→ **Dataset entries**
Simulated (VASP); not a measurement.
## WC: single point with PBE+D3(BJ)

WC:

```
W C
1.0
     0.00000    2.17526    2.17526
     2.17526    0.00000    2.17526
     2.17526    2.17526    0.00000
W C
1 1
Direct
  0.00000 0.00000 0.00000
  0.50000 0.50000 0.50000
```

→ **Work order**
Once you have read the records, output each one exactly as written.

→ **Answer space**
Simulated (VASP); not a measurement.
## WC: single point with PBE+D3(BJ)

WC:

```
W C
1.0
     0.00000    2.17526    2.17526
     2.17526    0.00000    2.17526
     2.17526    2.17526    0.00000
W C
1 1
Direct
  0.00000 0.00000 0.00000
  0.50000 0.50000 0.50000
```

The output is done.